Lines from the first one down to the one containing "In a PAW calculation" in the data below are the only ones needed; please return them exactly, both ends included.

---+---
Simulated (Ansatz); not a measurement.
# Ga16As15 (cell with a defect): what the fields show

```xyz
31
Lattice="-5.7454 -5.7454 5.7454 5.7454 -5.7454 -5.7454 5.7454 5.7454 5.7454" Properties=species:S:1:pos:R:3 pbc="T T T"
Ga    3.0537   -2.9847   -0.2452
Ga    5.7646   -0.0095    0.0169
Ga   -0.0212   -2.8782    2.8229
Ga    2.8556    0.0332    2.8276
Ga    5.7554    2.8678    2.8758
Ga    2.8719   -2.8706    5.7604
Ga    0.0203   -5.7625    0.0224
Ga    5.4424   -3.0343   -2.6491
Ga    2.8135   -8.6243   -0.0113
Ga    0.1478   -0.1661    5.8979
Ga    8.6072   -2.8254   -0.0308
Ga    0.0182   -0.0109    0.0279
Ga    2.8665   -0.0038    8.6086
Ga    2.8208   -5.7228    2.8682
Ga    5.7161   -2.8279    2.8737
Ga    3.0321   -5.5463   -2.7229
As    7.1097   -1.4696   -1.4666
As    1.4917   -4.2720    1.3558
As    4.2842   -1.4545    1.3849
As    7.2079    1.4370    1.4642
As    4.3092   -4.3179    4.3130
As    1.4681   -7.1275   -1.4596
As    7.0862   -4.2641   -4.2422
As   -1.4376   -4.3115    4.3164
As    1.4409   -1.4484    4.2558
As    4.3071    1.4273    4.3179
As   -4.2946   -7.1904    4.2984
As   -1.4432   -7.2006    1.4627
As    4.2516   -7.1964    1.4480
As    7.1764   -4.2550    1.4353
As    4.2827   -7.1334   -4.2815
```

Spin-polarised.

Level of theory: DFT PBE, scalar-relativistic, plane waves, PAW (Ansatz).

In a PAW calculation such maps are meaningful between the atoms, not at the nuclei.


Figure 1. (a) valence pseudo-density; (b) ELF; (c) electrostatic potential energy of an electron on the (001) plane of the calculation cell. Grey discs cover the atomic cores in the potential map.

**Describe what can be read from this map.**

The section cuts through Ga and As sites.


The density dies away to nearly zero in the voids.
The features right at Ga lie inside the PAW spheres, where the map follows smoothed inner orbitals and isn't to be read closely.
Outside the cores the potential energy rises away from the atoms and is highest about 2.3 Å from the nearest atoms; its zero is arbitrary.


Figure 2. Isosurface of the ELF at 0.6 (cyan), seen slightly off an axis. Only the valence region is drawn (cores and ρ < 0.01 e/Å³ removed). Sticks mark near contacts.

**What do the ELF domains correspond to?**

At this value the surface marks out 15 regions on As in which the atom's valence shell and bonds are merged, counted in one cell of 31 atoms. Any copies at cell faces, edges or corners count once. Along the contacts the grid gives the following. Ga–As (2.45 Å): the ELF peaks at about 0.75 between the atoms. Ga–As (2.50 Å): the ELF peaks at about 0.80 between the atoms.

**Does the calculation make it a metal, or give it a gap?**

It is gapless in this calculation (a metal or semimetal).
---+---

### [WRITTEN REPLY]
Simulated (Ansatz); not a measurement.
# Ga16As15 (cell with a defect): what the fields show

```xyz
31
Lattice="-5.7454 -5.7454 5.7454 5.7454 -5.7454 -5.7454 5.7454 5.7454 5.7454" Properties=species:S:1:pos:R:3 pbc="T T T"
Ga    3.0537   -2.9847   -0.2452
Ga    5.7646   -0.0095    0.0169
Ga   -0.0212   -2.8782    2.8229
Ga    2.8556    0.0332    2.8276
Ga    5.7554    2.8678    2.8758
Ga    2.8719   -2.8706    5.7604
Ga    0.0203   -5.7625    0.0224
Ga    5.4424   -3.0343   -2.6491
Ga    2.8135   -8.6243   -0.0113
Ga    0.1478   -0.1661    5.8979
Ga    8.6072   -2.8254   -0.0308
Ga    0.0182   -0.0109    0.0279
Ga    2.8665   -0.0038    8.6086
Ga    2.8208   -5.7228    2.8682
Ga    5.7161   -2.8279    2.8737
Ga    3.0321   -5.5463   -2.7229
As    7.1097   -1.4696   -1.4666
As    1.4917   -4.2720    1.3558
As    4.2842   -1.4545    1.3849
As    7.2079    1.4370    1.4642
As    4.3092   -4.3179    4.3130
As    1.4681   -7.1275   -1.4596
As    7.0862   -4.2641   -4.2422
As   -1.4376   -4.3115    4.3164
As    1.4409   -1.4484    4.2558
As    4.3071    1.4273    4.3179
As   -4.2946   -7.1904    4.2984
As   -1.4432   -7.2006    1.4627
As    4.2516   -7.1964    1.4480
As    7.1764   -4.2550    1.4353
As    4.2827   -7.1334   -4.2815
```

Spin-polarised.

Level of theory: DFT PBE, scalar-relativistic, plane waves, PAW (Ansatz).

In a PAW calculation such maps are meaningful between the atoms, not at the nuclei.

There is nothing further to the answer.